> _DATA TO EXAMINE_
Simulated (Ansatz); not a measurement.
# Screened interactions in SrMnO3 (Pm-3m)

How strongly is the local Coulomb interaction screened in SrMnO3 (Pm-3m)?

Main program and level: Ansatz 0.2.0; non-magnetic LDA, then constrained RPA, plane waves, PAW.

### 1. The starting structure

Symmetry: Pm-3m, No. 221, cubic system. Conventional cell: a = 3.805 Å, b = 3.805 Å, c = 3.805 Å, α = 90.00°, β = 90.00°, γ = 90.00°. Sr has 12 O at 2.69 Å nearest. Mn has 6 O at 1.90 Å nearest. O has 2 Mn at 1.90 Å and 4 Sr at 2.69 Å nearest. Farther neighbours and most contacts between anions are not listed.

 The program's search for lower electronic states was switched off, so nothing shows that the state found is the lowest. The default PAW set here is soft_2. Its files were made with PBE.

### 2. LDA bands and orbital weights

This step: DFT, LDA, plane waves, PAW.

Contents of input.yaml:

> _WORK REQUEST_
Return only the part of the records above that opens with the line containing "# Screened interactions in SrMnO3 (Pm-3m)" and closes with the line containing "This step: DFT, LDA, plane waves, PAW.", ends included.

> _PROBLEM SOLUTION_
# Screened interactions in SrMnO3 (Pm-3m)

How strongly is the local Coulomb interaction screened in SrMnO3 (Pm-3m)?

Main program and level: Ansatz 0.2.0; non-magnetic LDA, then constrained RPA, plane waves, PAW.

### 1. The starting structure

Symmetry: Pm-3m, No. 221, cubic system. Conventional cell: a = 3.805 Å, b = 3.805 Å, c = 3.805 Å, α = 90.00°, β = 90.00°, γ = 90.00°. Sr has 12 O at 2.69 Å nearest. Mn has 6 O at 1.90 Å nearest. O has 2 Mn at 1.90 Å and 4 Sr at 2.69 Å nearest. Farther neighbours and most contacts between anions are not listed.

 The program's search for lower electronic states was switched off, so nothing shows that the state found is the lowest. The default PAW set here is soft_2. Its files were made with PBE.

### 2. LDA bands and orbital weights

This step: DFT, LDA, plane waves, PAW.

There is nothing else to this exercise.